Activity
The expected output is exactly the lines below, starting at the line with "Compound: C9H13B." and ending at the line with "Computed with GFN2-xTB", both included; no other line belongs in it.

Record excerpts
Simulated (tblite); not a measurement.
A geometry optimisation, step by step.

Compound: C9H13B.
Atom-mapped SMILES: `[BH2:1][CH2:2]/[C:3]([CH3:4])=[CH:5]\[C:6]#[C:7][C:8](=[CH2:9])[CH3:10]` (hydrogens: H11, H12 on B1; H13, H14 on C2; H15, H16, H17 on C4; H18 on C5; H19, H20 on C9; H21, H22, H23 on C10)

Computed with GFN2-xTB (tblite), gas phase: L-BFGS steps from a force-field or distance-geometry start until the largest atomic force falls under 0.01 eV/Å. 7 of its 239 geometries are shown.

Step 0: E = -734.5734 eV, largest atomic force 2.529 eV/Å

Response area
Compound: C9H13B.
Atom-mapped SMILES: `[BH2:1][CH2:2]/[C:3]([CH3:4])=[CH:5]\[C:6]#[C:7][C:8](=[CH2:9])[CH3:10]` (hydrogens: H11, H12 on B1; H13, H14 on C2; H15, H16, H17 on C4; H18 on C5; H19, H20 on C9; H21, H22, H23 on C10)

Computed with GFN2-xTB (tblite), gas phase: L-BFGS steps from a force-field or distance-geometry start until the largest atomic force falls under 0.01 eV/Å. 7 of its 239 geometries are shown.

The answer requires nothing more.